* Assigned task
Reproduce the listing exactly, please, with every line intact.

Start of Block

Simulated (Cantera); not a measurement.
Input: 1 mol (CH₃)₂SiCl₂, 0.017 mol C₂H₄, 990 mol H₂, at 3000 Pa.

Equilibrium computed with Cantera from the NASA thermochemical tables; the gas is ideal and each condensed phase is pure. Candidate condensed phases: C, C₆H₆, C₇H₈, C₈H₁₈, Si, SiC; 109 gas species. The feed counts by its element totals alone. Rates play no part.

End of Block

* Exercise solution
Simulated (Cantera); not a measurement.
Input: 1 mol (CH₃)₂SiCl₂, 0.017 mol C₂H₄, 990 mol H₂, at 3000 Pa.

Equilibrium computed with Cantera from the NASA thermochemical tables; the gas is ideal and each condensed phase is pure. Candidate condensed phases: C, C₆H₆, C₇H₈, C₈H₁₈, Si, SiC; 109 gas species. The feed counts by its element totals alone. Rates play no part.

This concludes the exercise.